Supplied material:

○ ○ ○

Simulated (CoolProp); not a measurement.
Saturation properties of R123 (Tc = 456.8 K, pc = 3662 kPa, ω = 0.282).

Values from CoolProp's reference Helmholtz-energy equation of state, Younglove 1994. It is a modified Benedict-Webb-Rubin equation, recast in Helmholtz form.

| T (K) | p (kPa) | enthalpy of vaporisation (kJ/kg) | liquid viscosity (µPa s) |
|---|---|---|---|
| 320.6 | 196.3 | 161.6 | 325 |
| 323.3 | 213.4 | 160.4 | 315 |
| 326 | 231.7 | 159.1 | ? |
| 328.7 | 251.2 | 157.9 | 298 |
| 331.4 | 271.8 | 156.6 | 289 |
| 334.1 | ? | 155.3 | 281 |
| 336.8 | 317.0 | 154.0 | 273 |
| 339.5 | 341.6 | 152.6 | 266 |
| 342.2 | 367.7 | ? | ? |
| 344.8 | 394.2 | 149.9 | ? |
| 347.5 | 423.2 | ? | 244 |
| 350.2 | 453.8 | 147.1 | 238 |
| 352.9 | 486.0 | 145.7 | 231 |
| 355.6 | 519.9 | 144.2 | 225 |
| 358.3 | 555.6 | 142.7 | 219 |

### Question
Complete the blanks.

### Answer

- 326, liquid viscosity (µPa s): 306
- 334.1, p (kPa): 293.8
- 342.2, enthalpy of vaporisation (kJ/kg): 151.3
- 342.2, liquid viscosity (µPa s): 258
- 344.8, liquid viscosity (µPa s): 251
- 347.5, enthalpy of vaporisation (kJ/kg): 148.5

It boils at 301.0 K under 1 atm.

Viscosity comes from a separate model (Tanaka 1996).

○ ○ ○

Work order: One stretch of the lines above is wanted, from the line that contains "### Question" through the line that contains "It boils at 301.0 K under 1 atm.". Output it exactly.

Your solution:
### Question
Complete the blanks.

### Answer

- 326, liquid viscosity (µPa s): 306
- 334.1, p (kPa): 293.8
- 342.2, enthalpy of vaporisation (kJ/kg): 151.3
- 342.2, liquid viscosity (µPa s): 258
- 344.8, liquid viscosity (µPa s): 251
- 347.5, enthalpy of vaporisation (kJ/kg): 148.5

It boils at 301.0 K under 1 atm.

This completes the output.